→ LISTED RECORDS
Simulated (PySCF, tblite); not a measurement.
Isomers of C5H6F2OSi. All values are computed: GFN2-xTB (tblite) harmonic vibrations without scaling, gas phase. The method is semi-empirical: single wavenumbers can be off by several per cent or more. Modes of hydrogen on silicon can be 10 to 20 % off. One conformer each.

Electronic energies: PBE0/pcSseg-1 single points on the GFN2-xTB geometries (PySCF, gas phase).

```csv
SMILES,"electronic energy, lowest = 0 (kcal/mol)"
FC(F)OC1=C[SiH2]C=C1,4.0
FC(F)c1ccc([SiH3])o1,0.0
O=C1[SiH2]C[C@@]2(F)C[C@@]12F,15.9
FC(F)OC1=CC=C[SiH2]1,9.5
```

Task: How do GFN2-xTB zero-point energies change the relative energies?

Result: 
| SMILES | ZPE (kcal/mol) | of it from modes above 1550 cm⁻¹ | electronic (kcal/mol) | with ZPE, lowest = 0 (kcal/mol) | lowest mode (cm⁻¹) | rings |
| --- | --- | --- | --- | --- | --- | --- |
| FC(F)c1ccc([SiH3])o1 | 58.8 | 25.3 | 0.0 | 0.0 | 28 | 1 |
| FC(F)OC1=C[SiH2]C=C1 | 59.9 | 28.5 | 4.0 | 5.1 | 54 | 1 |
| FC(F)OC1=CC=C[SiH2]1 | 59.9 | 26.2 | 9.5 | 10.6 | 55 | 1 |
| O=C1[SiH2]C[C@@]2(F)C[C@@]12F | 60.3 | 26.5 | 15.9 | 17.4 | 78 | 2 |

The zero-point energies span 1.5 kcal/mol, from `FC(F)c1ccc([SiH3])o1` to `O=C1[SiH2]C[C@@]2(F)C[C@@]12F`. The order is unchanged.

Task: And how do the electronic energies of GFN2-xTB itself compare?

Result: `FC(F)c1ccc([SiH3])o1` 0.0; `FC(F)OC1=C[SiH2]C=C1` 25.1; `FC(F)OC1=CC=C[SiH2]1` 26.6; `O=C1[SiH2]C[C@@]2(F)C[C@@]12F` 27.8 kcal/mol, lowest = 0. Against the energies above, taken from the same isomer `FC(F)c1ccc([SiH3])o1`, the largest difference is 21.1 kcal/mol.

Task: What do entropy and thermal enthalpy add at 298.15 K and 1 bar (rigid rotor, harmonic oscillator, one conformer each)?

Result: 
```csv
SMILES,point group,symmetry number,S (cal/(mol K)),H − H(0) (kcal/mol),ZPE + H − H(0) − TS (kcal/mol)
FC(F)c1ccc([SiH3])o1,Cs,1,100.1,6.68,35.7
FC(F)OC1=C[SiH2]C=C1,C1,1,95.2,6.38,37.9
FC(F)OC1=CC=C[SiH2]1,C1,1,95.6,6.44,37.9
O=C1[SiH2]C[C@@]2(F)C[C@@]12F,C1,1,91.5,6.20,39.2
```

→ WORK REQUEST
What you return should be exactly the lines above, starting at the one with "10.6 | 55 | 1 |" and ending at the one with "Task: And how", and nothing else.

→ TASK SOLUTION
| FC(F)OC1=CC=C[SiH2]1 | 59.9 | 26.2 | 9.5 | 10.6 | 55 | 1 |
| O=C1[SiH2]C[C@@]2(F)C[C@@]12F | 60.3 | 26.5 | 15.9 | 17.4 | 78 | 2 |

The zero-point energies span 1.5 kcal/mol, from `FC(F)c1ccc([SiH3])o1` to `O=C1[SiH2]C[C@@]2(F)C[C@@]12F`. The order is unchanged.

Task: And how do the electronic energies of GFN2-xTB itself compare?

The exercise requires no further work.